→ **Available data**
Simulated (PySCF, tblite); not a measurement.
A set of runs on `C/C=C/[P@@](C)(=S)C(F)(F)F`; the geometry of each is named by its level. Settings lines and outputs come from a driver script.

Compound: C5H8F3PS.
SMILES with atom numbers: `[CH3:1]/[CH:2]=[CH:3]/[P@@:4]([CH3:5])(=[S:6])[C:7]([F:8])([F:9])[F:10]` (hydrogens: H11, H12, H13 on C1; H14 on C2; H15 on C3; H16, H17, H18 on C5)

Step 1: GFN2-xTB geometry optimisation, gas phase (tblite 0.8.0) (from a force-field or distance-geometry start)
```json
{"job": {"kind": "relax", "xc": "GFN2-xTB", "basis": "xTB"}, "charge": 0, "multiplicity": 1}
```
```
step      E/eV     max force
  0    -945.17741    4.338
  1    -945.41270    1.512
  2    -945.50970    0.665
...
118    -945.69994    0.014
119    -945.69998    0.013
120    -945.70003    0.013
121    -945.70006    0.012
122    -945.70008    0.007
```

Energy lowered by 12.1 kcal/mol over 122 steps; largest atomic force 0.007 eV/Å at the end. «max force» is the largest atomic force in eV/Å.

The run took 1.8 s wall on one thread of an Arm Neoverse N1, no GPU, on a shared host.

→ **Work request**
Exactly as they appear above, output the lines of the data from the first through the one that contains "Energy lowered by", and only those lines.

→ **Solution**
Simulated (PySCF, tblite); not a measurement.
A set of runs on `C/C=C/[P@@](C)(=S)C(F)(F)F`; the geometry of each is named by its level. Settings lines and outputs come from a driver script.

Compound: C5H8F3PS.
SMILES with atom numbers: `[CH3:1]/[CH:2]=[CH:3]/[P@@:4]([CH3:5])(=[S:6])[C:7]([F:8])([F:9])[F:10]` (hydrogens: H11, H12, H13 on C1; H14 on C2; H15 on C3; H16, H17, H18 on C5)

Step 1: GFN2-xTB geometry optimisation, gas phase (tblite 0.8.0) (from a force-field or distance-geometry start)
```json
{"job": {"kind": "relax", "xc": "GFN2-xTB", "basis": "xTB"}, "charge": 0, "multiplicity": 1}
```
```
step      E/eV     max force
  0    -945.17741    4.338
  1    -945.41270    1.512
  2    -945.50970    0.665
...
118    -945.69994    0.014
119    -945.69998    0.013
120    -945.70003    0.013
121    -945.70006    0.012
122    -945.70008    0.007
```

Energy lowered by 12.1 kcal/mol over 122 steps; largest atomic force 0.007 eV/Å at the end. «max force» is the largest atomic force in eV/Å.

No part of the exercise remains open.